### [Extracted information]
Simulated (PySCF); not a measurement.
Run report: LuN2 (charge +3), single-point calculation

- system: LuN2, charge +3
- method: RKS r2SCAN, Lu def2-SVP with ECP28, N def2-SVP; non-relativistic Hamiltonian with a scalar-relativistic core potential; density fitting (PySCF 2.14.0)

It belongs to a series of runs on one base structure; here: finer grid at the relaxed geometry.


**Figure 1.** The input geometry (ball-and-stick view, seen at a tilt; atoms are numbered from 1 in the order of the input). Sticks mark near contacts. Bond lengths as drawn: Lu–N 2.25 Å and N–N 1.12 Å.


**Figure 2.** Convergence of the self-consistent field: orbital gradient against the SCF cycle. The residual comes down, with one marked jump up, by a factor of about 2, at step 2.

### [Brief]
Each entry above must be repeated exactly, with nothing dropped.

### [Task result]
Simulated (PySCF); not a measurement.
Run report: LuN2 (charge +3), single-point calculation

- system: LuN2, charge +3
- method: RKS r2SCAN, Lu def2-SVP with ECP28, N def2-SVP; non-relativistic Hamiltonian with a scalar-relativistic core potential; density fitting (PySCF 2.14.0)

It belongs to a series of runs on one base structure; here: finer grid at the relaxed geometry.


**Figure 1.** The input geometry (ball-and-stick view, seen at a tilt; atoms are numbered from 1 in the order of the input). Sticks mark near contacts. Bond lengths as drawn: Lu–N 2.25 Å and N–N 1.12 Å.


**Figure 2.** Convergence of the self-consistent field: orbital gradient against the SCF cycle. The residual comes down, with one marked jump up, by a factor of about 2, at step 2.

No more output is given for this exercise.